Extracted material:
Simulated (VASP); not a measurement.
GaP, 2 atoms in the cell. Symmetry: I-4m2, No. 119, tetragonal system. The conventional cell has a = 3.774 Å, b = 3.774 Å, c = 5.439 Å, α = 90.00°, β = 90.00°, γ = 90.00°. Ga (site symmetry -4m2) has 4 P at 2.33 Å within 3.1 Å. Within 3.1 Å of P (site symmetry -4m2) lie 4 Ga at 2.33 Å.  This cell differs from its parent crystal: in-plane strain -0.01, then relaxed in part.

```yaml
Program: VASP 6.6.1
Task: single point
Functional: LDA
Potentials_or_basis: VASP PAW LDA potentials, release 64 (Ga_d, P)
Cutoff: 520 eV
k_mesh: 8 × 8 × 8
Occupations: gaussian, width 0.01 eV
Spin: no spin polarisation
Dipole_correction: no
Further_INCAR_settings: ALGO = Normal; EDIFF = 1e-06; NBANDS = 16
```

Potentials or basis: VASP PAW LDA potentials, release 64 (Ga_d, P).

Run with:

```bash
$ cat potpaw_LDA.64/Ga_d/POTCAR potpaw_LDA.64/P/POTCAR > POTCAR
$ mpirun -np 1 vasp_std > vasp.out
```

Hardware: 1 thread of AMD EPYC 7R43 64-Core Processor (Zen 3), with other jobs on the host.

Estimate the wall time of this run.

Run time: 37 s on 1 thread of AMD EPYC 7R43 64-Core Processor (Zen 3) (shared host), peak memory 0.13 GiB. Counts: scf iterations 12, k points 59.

Task item:
Up to and including the line with "Estimate the wall time of this run.", write out the records above exactly, starting from their first line.

Answer area:
Simulated (VASP); not a measurement.
GaP, 2 atoms in the cell. Symmetry: I-4m2, No. 119, tetragonal system. The conventional cell has a = 3.774 Å, b = 3.774 Å, c = 5.439 Å, α = 90.00°, β = 90.00°, γ = 90.00°. Ga (site symmetry -4m2) has 4 P at 2.33 Å within 3.1 Å. Within 3.1 Å of P (site symmetry -4m2) lie 4 Ga at 2.33 Å.  This cell differs from its parent crystal: in-plane strain -0.01, then relaxed in part.

```yaml
Program: VASP 6.6.1
Task: single point
Functional: LDA
Potentials_or_basis: VASP PAW LDA potentials, release 64 (Ga_d, P)
Cutoff: 520 eV
k_mesh: 8 × 8 × 8
Occupations: gaussian, width 0.01 eV
Spin: no spin polarisation
Dipole_correction: no
Further_INCAR_settings: ALGO = Normal; EDIFF = 1e-06; NBANDS = 16
```

Potentials or basis: VASP PAW LDA potentials, release 64 (Ga_d, P).

Run with:

```bash
$ cat potpaw_LDA.64/Ga_d/POTCAR potpaw_LDA.64/P/POTCAR > POTCAR
$ mpirun -np 1 vasp_std > vasp.out
```

Hardware: 1 thread of AMD EPYC 7R43 64-Core Processor (Zen 3), with other jobs on the host.

Estimate the wall time of this run.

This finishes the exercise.